******
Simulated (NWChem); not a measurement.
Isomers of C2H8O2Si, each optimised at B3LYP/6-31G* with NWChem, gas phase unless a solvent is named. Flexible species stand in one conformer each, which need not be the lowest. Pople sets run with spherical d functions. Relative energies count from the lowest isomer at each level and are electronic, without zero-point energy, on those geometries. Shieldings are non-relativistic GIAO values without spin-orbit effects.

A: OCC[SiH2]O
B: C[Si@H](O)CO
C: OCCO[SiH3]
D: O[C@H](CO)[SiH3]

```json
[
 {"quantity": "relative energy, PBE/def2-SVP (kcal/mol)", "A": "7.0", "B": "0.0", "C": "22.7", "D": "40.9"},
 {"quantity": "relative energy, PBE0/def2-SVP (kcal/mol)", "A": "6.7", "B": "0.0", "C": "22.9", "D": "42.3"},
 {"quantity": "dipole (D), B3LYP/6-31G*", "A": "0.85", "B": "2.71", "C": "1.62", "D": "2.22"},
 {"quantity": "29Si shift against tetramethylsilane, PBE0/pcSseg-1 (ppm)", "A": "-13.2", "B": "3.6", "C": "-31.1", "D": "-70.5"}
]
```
******

Give back exactly the lines from the beginning of the records through the line containing "Isomers of C2H8O2Si, each", and only those.

[Exercise output]:
Simulated (NWChem); not a measurement.
Isomers of C2H8O2Si, each optimised at B3LYP/6-31G* with NWChem, gas phase unless a solvent is named. Flexible species stand in one conformer each, which need not be the lowest. Pople sets run with spherical d functions. Relative energies count from the lowest isomer at each level and are electronic, without zero-point energy, on those geometries. Shieldings are non-relativistic GIAO values without spin-orbit effects.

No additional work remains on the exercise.